TASK ITEM: Starting at the top of the listing below, copy each line exactly, stopping after the line that contains "(2) 3.4 GPa.".

DATA TO EXAMINE:
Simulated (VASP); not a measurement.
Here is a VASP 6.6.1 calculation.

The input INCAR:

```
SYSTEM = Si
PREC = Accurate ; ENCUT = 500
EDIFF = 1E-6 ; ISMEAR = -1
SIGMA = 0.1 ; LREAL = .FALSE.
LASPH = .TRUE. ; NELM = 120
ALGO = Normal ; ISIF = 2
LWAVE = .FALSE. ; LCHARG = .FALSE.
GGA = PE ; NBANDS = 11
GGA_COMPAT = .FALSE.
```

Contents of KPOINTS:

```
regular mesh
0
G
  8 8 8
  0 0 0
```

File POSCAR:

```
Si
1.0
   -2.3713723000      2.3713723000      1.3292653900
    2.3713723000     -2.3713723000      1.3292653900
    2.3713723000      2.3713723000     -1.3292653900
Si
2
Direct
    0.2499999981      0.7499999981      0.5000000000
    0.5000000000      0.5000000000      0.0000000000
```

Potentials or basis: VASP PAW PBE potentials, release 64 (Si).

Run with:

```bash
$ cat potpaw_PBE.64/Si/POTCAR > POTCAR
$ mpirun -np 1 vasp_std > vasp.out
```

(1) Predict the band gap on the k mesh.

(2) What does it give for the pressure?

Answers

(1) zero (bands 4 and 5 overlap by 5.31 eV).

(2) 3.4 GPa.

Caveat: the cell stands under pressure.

ANSWER SPACE:
Simulated (VASP); not a measurement.
Here is a VASP 6.6.1 calculation.

The input INCAR:

```
SYSTEM = Si
PREC = Accurate ; ENCUT = 500
EDIFF = 1E-6 ; ISMEAR = -1
SIGMA = 0.1 ; LREAL = .FALSE.
LASPH = .TRUE. ; NELM = 120
ALGO = Normal ; ISIF = 2
LWAVE = .FALSE. ; LCHARG = .FALSE.
GGA = PE ; NBANDS = 11
GGA_COMPAT = .FALSE.
```

Contents of KPOINTS:

```
regular mesh
0
G
  8 8 8
  0 0 0
```

File POSCAR:

```
Si
1.0
   -2.3713723000      2.3713723000      1.3292653900
    2.3713723000     -2.3713723000      1.3292653900
    2.3713723000      2.3713723000     -1.3292653900
Si
2
Direct
    0.2499999981      0.7499999981      0.5000000000
    0.5000000000      0.5000000000      0.0000000000
```

Potentials or basis: VASP PAW PBE potentials, release 64 (Si).

Run with:

```bash
$ cat potpaw_PBE.64/Si/POTCAR > POTCAR
$ mpirun -np 1 vasp_std > vasp.out
```

(1) Predict the band gap on the k mesh.

(2) What does it give for the pressure?

Answers

(1) zero (bands 4 and 5 overlap by 5.31 eV).

(2) 3.4 GPa.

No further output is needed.